▶ [Listed records]:
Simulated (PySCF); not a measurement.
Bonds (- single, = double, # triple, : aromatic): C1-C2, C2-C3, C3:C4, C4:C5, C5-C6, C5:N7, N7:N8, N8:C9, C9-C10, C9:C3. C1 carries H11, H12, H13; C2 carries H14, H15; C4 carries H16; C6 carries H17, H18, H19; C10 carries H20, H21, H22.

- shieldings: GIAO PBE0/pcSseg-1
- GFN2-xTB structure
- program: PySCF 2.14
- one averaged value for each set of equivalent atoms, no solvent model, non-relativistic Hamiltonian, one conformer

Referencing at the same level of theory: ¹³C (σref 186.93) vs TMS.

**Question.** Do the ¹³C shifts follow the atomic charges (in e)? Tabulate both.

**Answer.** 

▶ [Assignment]:
Write out only the lines that run from the line containing "- GFN2-xTB structure" through the line containing "e)? Tabulate both.", both included, exactly as they appear above.

▶ [Response]:
- GFN2-xTB structure
- program: PySCF 2.14
- one averaged value for each set of equivalent atoms, no solvent model, non-relativistic Hamiltonian, one conformer

Referencing at the same level of theory: ¹³C (σref 186.93) vs TMS.

**Question.** Do the ¹³C shifts follow the atomic charges (in e)? Tabulate both.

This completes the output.